Segment Open
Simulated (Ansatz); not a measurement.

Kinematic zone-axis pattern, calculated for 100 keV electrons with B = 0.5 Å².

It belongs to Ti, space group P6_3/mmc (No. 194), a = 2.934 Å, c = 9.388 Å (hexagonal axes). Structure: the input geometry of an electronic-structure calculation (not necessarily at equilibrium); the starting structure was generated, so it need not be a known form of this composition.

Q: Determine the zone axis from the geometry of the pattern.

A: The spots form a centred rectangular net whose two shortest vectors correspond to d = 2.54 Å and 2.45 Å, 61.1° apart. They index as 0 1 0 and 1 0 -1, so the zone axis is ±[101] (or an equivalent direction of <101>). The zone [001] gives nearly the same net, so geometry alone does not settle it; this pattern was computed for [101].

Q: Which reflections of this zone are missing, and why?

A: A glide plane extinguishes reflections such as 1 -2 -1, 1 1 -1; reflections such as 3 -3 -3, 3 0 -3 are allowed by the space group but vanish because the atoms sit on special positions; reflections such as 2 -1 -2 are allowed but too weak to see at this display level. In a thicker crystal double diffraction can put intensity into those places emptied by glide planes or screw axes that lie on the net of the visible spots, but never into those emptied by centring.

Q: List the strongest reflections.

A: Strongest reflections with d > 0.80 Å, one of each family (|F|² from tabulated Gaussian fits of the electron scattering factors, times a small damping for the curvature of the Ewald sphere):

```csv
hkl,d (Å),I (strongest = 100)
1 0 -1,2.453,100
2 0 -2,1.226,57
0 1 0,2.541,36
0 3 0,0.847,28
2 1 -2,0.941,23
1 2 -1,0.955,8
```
Segment Closed

Look at the material above and copy, word for word, its lines from the first through the one containing "Kinematic zone-axis pattern, calculated".

Simulated (Ansatz); not a measurement.

Kinematic zone-axis pattern, calculated for 100 keV electrons with B = 0.5 Å².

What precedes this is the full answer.